Data for analysis:
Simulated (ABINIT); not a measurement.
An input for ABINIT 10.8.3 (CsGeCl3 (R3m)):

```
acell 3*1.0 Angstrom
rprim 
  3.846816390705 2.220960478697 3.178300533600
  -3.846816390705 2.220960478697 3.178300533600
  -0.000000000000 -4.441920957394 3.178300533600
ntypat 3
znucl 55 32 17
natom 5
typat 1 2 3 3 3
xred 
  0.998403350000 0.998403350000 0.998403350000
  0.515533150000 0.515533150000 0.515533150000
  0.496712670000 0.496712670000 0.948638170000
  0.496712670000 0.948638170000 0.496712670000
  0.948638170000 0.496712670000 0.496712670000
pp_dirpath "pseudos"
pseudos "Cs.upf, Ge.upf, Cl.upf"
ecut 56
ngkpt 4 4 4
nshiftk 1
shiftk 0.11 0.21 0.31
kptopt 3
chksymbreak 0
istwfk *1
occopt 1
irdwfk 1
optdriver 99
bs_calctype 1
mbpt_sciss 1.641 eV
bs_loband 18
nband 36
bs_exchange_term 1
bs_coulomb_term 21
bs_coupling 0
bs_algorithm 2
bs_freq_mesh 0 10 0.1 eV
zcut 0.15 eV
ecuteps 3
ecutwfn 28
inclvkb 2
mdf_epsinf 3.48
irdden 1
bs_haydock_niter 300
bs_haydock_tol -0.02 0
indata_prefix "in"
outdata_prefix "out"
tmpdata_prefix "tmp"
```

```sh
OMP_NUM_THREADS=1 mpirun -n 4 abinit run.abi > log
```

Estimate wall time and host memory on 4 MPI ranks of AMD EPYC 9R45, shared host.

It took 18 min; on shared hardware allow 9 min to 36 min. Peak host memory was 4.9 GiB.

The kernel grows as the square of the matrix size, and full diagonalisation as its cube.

Action item: Please output the exact lines of the records above, beginning with the first and stopping after the line that holds "It took 18 min;", and nothing else.

Task output:
Simulated (ABINIT); not a measurement.
An input for ABINIT 10.8.3 (CsGeCl3 (R3m)):

```
acell 3*1.0 Angstrom
rprim 
  3.846816390705 2.220960478697 3.178300533600
  -3.846816390705 2.220960478697 3.178300533600
  -0.000000000000 -4.441920957394 3.178300533600
ntypat 3
znucl 55 32 17
natom 5
typat 1 2 3 3 3
xred 
  0.998403350000 0.998403350000 0.998403350000
  0.515533150000 0.515533150000 0.515533150000
  0.496712670000 0.496712670000 0.948638170000
  0.496712670000 0.948638170000 0.496712670000
  0.948638170000 0.496712670000 0.496712670000
pp_dirpath "pseudos"
pseudos "Cs.upf, Ge.upf, Cl.upf"
ecut 56
ngkpt 4 4 4
nshiftk 1
shiftk 0.11 0.21 0.31
kptopt 3
chksymbreak 0
istwfk *1
occopt 1
irdwfk 1
optdriver 99
bs_calctype 1
mbpt_sciss 1.641 eV
bs_loband 18
nband 36
bs_exchange_term 1
bs_coulomb_term 21
bs_coupling 0
bs_algorithm 2
bs_freq_mesh 0 10 0.1 eV
zcut 0.15 eV
ecuteps 3
ecutwfn 28
inclvkb 2
mdf_epsinf 3.48
irdden 1
bs_haydock_niter 300
bs_haydock_tol -0.02 0
indata_prefix "in"
outdata_prefix "out"
tmpdata_prefix "tmp"
```

```sh
OMP_NUM_THREADS=1 mpirun -n 4 abinit run.abi > log
```

Estimate wall time and host memory on 4 MPI ranks of AMD EPYC 9R45, shared host.

It took 18 min; on shared hardware allow 9 min to 36 min. Peak host memory was 4.9 GiB.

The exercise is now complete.